> **Required action**:
All lines up to and including the one that contains "Bonds (- single, = double, #" are to be transcribed exactly, starting from the first line of the records.

> **Dataset extract**:
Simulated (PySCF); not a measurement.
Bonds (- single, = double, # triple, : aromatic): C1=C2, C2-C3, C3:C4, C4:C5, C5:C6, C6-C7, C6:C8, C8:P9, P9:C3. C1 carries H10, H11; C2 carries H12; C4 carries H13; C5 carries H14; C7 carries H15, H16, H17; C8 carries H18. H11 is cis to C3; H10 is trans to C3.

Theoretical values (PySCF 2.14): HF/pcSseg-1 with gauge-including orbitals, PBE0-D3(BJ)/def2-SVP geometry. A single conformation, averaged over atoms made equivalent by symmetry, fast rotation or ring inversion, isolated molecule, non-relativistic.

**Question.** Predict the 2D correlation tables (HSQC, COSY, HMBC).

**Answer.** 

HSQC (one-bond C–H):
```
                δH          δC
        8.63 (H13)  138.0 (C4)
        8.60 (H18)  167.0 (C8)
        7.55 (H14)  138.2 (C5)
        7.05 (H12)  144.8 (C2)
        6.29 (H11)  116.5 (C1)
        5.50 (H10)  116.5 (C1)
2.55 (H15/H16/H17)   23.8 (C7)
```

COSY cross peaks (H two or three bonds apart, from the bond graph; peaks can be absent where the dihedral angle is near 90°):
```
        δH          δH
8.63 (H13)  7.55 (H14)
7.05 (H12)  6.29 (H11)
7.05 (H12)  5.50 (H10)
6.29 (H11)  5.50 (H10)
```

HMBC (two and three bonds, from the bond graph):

> **Answer area**:
Simulated (PySCF); not a measurement.
Bonds (- single, = double, # triple, : aromatic): C1=C2, C2-C3, C3:C4, C4:C5, C5:C6, C6-C7, C6:C8, C8:P9, P9:C3. C1 carries H10, H11; C2 carries H12; C4 carries H13; C5 carries H14; C7 carries H15, H16, H17; C8 carries H18. H11 is cis to C3; H10 is trans to C3.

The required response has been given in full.